» Information supplied:
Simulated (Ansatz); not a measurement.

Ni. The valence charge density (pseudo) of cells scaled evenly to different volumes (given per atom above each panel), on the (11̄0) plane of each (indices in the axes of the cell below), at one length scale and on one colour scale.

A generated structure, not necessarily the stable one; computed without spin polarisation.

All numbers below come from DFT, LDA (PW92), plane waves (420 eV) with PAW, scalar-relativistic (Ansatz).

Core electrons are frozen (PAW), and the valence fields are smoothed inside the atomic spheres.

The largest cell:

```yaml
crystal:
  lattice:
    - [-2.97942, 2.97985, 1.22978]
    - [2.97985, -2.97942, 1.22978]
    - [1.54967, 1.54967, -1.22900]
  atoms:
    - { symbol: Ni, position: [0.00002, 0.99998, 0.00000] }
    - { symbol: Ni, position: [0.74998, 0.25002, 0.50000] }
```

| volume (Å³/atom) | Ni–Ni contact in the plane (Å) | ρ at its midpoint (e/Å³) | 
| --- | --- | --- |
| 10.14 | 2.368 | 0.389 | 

» Work task:
Each record must be repeated exactly as it is.

» Written answer:
Simulated (Ansatz); not a measurement.

Ni. The valence charge density (pseudo) of cells scaled evenly to different volumes (given per atom above each panel), on the (11̄0) plane of each (indices in the axes of the cell below), at one length scale and on one colour scale.

A generated structure, not necessarily the stable one; computed without spin polarisation.

All numbers below come from DFT, LDA (PW92), plane waves (420 eV) with PAW, scalar-relativistic (Ansatz).

Core electrons are frozen (PAW), and the valence fields are smoothed inside the atomic spheres.

The largest cell:

```yaml
crystal:
  lattice:
    - [-2.97942, 2.97985, 1.22978]
    - [2.97985, -2.97942, 1.22978]
    - [1.54967, 1.54967, -1.22900]
  atoms:
    - { symbol: Ni, position: [0.00002, 0.99998, 0.00000] }
    - { symbol: Ni, position: [0.74998, 0.25002, 0.50000] }
```

| volume (Å³/atom) | Ni–Ni contact in the plane (Å) | ρ at its midpoint (e/Å³) | 
| --- | --- | --- |
| 10.14 | 2.368 | 0.389 | 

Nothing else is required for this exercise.